────
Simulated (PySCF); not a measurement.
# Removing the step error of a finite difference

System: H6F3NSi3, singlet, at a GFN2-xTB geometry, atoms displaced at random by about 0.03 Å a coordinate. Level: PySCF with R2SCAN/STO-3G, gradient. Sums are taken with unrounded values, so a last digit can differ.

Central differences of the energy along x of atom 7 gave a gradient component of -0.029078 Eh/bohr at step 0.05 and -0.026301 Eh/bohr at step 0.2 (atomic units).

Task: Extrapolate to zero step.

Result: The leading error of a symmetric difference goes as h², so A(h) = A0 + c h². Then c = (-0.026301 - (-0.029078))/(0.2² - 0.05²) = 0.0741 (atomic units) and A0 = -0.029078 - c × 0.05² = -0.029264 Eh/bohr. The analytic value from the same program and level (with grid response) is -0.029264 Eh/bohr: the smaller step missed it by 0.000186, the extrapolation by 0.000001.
────

**Work item**
Starting at the line that has "Central differences of" and ending at the line that has "Task: Extrapolate to zero step.", please write out the lines above exactly, leaving out all others.

**Task answer**
Central differences of the energy along x of atom 7 gave a gradient component of -0.029078 Eh/bohr at step 0.05 and -0.026301 Eh/bohr at step 0.2 (atomic units).

Task: Extrapolate to zero step.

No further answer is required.